__Records shown__.
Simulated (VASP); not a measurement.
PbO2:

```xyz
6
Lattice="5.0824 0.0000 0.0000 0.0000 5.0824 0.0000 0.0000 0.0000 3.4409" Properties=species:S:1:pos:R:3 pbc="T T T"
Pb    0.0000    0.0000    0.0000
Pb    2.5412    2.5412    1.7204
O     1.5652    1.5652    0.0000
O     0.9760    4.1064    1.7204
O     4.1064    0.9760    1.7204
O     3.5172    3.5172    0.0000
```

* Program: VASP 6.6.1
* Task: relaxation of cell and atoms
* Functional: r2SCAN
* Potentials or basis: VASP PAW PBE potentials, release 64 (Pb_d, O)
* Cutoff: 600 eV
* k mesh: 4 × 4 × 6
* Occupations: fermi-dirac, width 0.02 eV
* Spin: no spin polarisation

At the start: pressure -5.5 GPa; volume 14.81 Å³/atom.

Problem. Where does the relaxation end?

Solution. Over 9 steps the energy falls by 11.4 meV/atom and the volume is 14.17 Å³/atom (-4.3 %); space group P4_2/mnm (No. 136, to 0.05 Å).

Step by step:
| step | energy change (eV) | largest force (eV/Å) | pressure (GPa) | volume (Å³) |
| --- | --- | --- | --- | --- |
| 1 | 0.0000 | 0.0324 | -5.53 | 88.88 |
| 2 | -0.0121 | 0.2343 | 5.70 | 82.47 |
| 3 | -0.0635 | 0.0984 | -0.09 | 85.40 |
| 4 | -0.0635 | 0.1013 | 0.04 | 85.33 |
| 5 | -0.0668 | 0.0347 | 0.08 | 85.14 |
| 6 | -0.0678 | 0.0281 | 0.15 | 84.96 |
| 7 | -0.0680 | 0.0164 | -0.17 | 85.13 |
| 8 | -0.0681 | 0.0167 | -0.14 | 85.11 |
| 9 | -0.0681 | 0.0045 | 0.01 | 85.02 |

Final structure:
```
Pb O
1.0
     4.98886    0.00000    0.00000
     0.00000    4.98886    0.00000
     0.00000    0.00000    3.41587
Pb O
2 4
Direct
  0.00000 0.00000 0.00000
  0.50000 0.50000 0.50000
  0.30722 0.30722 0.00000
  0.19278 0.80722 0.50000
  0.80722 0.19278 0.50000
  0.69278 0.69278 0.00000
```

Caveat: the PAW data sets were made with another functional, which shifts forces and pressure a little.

__Activity__. Reproduce exactly the stretch of the material above that starts at the line with "volume (Å³) |" and ends at the line with "-0.09 | 85.40 |", both included, and nothing else.

__Written response__.
| step | energy change (eV) | largest force (eV/Å) | pressure (GPa) | volume (Å³) |
| --- | --- | --- | --- | --- |
| 1 | 0.0000 | 0.0324 | -5.53 | 88.88 |
| 2 | -0.0121 | 0.2343 | 5.70 | 82.47 |
| 3 | -0.0635 | 0.0984 | -0.09 | 85.40 |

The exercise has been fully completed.